[Activity] Take the listing below and print exactly the lines starting at the line containing "351.9 | 560.4 |" and ending at the line containing "132.3 | 363.0 |", both ends included, and no others.

[Record set]
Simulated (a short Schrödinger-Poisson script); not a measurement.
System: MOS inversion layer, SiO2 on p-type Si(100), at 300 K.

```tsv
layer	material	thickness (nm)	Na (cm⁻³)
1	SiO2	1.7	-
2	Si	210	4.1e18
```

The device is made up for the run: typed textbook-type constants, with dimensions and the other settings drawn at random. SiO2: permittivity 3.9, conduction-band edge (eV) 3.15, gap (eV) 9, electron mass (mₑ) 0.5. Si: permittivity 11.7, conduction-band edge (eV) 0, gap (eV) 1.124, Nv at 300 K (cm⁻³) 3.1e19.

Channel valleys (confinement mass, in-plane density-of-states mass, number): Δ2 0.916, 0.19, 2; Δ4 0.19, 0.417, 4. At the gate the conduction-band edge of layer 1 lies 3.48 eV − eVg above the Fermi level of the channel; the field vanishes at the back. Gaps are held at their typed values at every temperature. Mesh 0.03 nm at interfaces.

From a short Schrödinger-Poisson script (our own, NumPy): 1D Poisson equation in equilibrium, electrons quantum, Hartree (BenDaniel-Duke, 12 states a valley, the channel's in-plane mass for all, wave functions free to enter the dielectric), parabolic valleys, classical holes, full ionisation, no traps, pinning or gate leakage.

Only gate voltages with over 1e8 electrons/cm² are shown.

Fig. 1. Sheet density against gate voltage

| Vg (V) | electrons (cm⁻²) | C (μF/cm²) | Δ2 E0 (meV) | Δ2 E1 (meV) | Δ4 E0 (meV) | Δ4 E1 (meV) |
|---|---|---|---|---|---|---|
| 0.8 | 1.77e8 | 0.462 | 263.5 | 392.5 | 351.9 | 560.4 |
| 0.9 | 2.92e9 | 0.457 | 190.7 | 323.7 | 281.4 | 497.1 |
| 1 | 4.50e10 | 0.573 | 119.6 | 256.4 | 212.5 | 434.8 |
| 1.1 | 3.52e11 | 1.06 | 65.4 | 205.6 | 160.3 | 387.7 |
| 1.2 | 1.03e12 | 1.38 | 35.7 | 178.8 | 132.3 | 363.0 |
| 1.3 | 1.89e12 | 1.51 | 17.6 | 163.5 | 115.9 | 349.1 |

[Expected answer]
| 0.8 | 1.77e8 | 0.462 | 263.5 | 392.5 | 351.9 | 560.4 |
| 0.9 | 2.92e9 | 0.457 | 190.7 | 323.7 | 281.4 | 497.1 |
| 1 | 4.50e10 | 0.573 | 119.6 | 256.4 | 212.5 | 434.8 |
| 1.1 | 3.52e11 | 1.06 | 65.4 | 205.6 | 160.3 | 387.7 |
| 1.2 | 1.03e12 | 1.38 | 35.7 | 178.8 | 132.3 | 363.0 |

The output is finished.